● Work instruction: Your answer should consist only of the lines below from the one with "Make-up at 30" through the one with "Equilibrium calculation in", copied exactly.

● Data shown:
%%

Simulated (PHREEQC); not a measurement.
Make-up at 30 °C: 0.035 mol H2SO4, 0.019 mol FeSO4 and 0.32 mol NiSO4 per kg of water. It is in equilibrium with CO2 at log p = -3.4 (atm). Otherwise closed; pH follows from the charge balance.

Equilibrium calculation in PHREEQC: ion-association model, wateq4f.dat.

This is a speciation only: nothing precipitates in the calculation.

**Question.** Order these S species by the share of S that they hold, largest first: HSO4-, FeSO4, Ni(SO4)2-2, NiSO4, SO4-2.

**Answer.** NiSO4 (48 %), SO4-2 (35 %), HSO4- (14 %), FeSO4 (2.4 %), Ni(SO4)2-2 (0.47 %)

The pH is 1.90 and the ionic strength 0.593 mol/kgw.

%%

● Exercise answer:
Make-up at 30 °C: 0.035 mol H2SO4, 0.019 mol FeSO4 and 0.32 mol NiSO4 per kg of water. It is in equilibrium with CO2 at log p = -3.4 (atm). Otherwise closed; pH follows from the charge balance.

Equilibrium calculation in PHREEQC: ion-association model, wateq4f.dat.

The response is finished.